== SUPPLIED INFORMATION ==
┌──

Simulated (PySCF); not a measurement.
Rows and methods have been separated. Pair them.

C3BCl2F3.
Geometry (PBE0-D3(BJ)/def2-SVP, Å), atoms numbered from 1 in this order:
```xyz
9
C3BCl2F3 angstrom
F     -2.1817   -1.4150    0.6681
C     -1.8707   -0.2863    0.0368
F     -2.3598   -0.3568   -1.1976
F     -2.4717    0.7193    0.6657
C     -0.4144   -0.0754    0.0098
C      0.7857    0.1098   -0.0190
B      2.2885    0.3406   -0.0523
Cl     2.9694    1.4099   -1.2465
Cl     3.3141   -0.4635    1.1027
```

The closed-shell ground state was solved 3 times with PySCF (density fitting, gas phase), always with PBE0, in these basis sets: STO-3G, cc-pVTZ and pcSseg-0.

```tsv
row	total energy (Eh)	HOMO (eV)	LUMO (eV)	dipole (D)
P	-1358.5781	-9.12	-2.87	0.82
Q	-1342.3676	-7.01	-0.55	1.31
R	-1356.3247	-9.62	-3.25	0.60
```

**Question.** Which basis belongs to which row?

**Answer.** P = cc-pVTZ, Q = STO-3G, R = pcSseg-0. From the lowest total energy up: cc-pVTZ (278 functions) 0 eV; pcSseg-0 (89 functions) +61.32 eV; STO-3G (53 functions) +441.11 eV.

└──

== ACTIVITY ==
Starting at the first line of the listing, retype every line up to and including the one with "to which row?".

== EXERCISE OUTPUT ==
Simulated (PySCF); not a measurement.
Rows and methods have been separated. Pair them.

C3BCl2F3.
Geometry (PBE0-D3(BJ)/def2-SVP, Å), atoms numbered from 1 in this order:
```xyz
9
C3BCl2F3 angstrom
F     -2.1817   -1.4150    0.6681
C     -1.8707   -0.2863    0.0368
F     -2.3598   -0.3568   -1.1976
F     -2.4717    0.7193    0.6657
C     -0.4144   -0.0754    0.0098
C      0.7857    0.1098   -0.0190
B      2.2885    0.3406   -0.0523
Cl     2.9694    1.4099   -1.2465
Cl     3.3141   -0.4635    1.1027
```

The closed-shell ground state was solved 3 times with PySCF (density fitting, gas phase), always with PBE0, in these basis sets: STO-3G, cc-pVTZ and pcSseg-0.

```tsv
row	total energy (Eh)	HOMO (eV)	LUMO (eV)	dipole (D)
P	-1358.5781	-9.12	-2.87	0.82
Q	-1342.3676	-7.01	-0.55	1.31
R	-1356.3247	-9.62	-3.25	0.60
```

**Question.** Which basis belongs to which row?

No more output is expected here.